#### [Brief]
Of all the lines in the entries below, give again exactly those starting at the line containing "## Two plane-wave programs on TaBi" and ending at the line containing "shells in valence.", both ends included, and no others.

--- START ---

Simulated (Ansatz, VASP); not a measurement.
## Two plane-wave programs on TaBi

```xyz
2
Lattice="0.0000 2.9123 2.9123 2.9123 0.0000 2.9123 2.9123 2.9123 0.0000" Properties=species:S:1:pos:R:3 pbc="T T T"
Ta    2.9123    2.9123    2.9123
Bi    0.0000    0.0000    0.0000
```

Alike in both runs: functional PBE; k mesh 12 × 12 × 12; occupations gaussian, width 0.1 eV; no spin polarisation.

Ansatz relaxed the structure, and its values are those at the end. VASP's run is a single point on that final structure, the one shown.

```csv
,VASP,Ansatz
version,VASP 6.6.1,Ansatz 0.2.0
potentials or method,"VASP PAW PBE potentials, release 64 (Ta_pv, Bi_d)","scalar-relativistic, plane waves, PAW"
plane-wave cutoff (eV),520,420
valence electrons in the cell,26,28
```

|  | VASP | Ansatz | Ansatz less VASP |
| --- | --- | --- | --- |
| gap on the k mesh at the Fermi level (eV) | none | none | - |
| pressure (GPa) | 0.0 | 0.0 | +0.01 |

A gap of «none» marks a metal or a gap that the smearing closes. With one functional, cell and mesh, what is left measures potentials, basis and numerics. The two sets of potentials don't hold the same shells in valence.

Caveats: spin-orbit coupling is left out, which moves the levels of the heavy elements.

--- END ---

#### [Exercise response]
## Two plane-wave programs on TaBi

```xyz
2
Lattice="0.0000 2.9123 2.9123 2.9123 0.0000 2.9123 2.9123 2.9123 0.0000" Properties=species:S:1:pos:R:3 pbc="T T T"
Ta    2.9123    2.9123    2.9123
Bi    0.0000    0.0000    0.0000
```

Alike in both runs: functional PBE; k mesh 12 × 12 × 12; occupations gaussian, width 0.1 eV; no spin polarisation.

Ansatz relaxed the structure, and its values are those at the end. VASP's run is a single point on that final structure, the one shown.

```csv
,VASP,Ansatz
version,VASP 6.6.1,Ansatz 0.2.0
potentials or method,"VASP PAW PBE potentials, release 64 (Ta_pv, Bi_d)","scalar-relativistic, plane waves, PAW"
plane-wave cutoff (eV),520,420
valence electrons in the cell,26,28
```

|  | VASP | Ansatz | Ansatz less VASP |
| --- | --- | --- | --- |
| gap on the k mesh at the Fermi level (eV) | none | none | - |
| pressure (GPa) | 0.0 | 0.0 | +0.01 |

A gap of «none» marks a metal or a gap that the smearing closes. With one functional, cell and mesh, what is left measures potentials, basis and numerics. The two sets of potentials don't hold the same shells in valence.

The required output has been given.